WORK ORDER
Transcribe exactly the first line of the listing below and each line that follows it, ending with the line that contains "Triplets come from", and omit the remainder.

• • • • • • •

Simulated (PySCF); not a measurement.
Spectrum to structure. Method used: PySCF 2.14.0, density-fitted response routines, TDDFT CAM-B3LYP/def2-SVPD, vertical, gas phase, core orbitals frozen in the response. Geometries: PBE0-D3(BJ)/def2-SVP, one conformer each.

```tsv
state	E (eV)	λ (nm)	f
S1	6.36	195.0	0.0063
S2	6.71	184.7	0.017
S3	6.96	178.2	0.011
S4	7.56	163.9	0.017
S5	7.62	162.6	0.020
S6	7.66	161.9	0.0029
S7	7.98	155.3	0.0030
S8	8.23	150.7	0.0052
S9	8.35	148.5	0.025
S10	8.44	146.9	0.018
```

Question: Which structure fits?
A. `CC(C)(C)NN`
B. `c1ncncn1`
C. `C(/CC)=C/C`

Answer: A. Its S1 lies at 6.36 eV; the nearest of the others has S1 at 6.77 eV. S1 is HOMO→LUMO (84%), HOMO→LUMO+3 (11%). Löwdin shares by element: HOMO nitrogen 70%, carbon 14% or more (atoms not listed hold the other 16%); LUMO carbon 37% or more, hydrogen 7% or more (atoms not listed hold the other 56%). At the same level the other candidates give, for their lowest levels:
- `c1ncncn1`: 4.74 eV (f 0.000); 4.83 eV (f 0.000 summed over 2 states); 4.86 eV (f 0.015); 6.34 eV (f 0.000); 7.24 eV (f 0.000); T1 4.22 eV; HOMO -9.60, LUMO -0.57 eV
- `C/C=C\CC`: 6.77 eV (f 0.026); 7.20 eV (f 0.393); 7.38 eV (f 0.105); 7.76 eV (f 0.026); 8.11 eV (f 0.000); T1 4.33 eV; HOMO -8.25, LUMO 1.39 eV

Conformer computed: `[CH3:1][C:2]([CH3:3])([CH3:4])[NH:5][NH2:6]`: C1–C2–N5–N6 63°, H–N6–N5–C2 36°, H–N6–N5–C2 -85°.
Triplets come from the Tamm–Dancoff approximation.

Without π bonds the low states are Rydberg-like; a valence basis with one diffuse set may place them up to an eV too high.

• • • • • • •

TASK OUTPUT
Simulated (PySCF); not a measurement.
Spectrum to structure. Method used: PySCF 2.14.0, density-fitted response routines, TDDFT CAM-B3LYP/def2-SVPD, vertical, gas phase, core orbitals frozen in the response. Geometries: PBE0-D3(BJ)/def2-SVP, one conformer each.

```tsv
state	E (eV)	λ (nm)	f
S1	6.36	195.0	0.0063
S2	6.71	184.7	0.017
S3	6.96	178.2	0.011
S4	7.56	163.9	0.017
S5	7.62	162.6	0.020
S6	7.66	161.9	0.0029
S7	7.98	155.3	0.0030
S8	8.23	150.7	0.0052
S9	8.35	148.5	0.025
S10	8.44	146.9	0.018
```

Question: Which structure fits?
A. `CC(C)(C)NN`
B. `c1ncncn1`
C. `C(/CC)=C/C`

Answer: A. Its S1 lies at 6.36 eV; the nearest of the others has S1 at 6.77 eV. S1 is HOMO→LUMO (84%), HOMO→LUMO+3 (11%). Löwdin shares by element: HOMO nitrogen 70%, carbon 14% or more (atoms not listed hold the other 16%); LUMO carbon 37% or more, hydrogen 7% or more (atoms not listed hold the other 56%). At the same level the other candidates give, for their lowest levels:
- `c1ncncn1`: 4.74 eV (f 0.000); 4.83 eV (f 0.000 summed over 2 states); 4.86 eV (f 0.015); 6.34 eV (f 0.000); 7.24 eV (f 0.000); T1 4.22 eV; HOMO -9.60, LUMO -0.57 eV
- `C/C=C\CC`: 6.77 eV (f 0.026); 7.20 eV (f 0.393); 7.38 eV (f 0.105); 7.76 eV (f 0.026); 8.11 eV (f 0.000); T1 4.33 eV; HOMO -8.25, LUMO 1.39 eV

Conformer computed: `[CH3:1][C:2]([CH3:3])([CH3:4])[NH:5][NH2:6]`: C1–C2–N5–N6 63°, H–N6–N5–C2 36°, H–N6–N5–C2 -85°.
Triplets come from the Tamm–Dancoff approximation.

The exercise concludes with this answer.